---------- Dataset entries

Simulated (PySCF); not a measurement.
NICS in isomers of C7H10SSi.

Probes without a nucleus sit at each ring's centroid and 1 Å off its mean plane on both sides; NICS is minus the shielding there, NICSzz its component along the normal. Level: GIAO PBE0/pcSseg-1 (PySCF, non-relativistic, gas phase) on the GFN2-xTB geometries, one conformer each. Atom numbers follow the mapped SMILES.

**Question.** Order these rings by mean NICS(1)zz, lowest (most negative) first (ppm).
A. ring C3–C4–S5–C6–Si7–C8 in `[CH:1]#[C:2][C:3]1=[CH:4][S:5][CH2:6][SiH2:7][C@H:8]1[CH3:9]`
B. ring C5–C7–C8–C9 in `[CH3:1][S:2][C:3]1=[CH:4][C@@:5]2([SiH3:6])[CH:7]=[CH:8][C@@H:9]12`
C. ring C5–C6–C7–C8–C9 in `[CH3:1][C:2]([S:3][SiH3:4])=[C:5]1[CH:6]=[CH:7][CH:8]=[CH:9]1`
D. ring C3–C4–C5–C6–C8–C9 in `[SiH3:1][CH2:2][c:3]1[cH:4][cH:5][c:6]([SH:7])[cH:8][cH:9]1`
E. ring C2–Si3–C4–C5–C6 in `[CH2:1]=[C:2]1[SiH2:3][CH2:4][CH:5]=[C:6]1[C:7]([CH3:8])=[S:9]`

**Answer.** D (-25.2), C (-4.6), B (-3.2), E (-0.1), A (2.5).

--------------------

» Work instruction: Repeat the entire listing exactly.

» Task answer:
Simulated (PySCF); not a measurement.
NICS in isomers of C7H10SSi.

Probes without a nucleus sit at each ring's centroid and 1 Å off its mean plane on both sides; NICS is minus the shielding there, NICSzz its component along the normal. Level: GIAO PBE0/pcSseg-1 (PySCF, non-relativistic, gas phase) on the GFN2-xTB geometries, one conformer each. Atom numbers follow the mapped SMILES.

**Question.** Order these rings by mean NICS(1)zz, lowest (most negative) first (ppm).
A. ring C3–C4–S5–C6–Si7–C8 in `[CH:1]#[C:2][C:3]1=[CH:4][S:5][CH2:6][SiH2:7][C@H:8]1[CH3:9]`
B. ring C5–C7–C8–C9 in `[CH3:1][S:2][C:3]1=[CH:4][C@@:5]2([SiH3:6])[CH:7]=[CH:8][C@@H:9]12`
C. ring C5–C6–C7–C8–C9 in `[CH3:1][C:2]([S:3][SiH3:4])=[C:5]1[CH:6]=[CH:7][CH:8]=[CH:9]1`
D. ring C3–C4–C5–C6–C8–C9 in `[SiH3:1][CH2:2][c:3]1[cH:4][cH:5][c:6]([SH:7])[cH:8][cH:9]1`
E. ring C2–Si3–C4–C5–C6 in `[CH2:1]=[C:2]1[SiH2:3][CH2:4][CH:5]=[C:6]1[C:7]([CH3:8])=[S:9]`

**Answer.** D (-25.2), C (-4.6), B (-3.2), E (-0.1), A (2.5).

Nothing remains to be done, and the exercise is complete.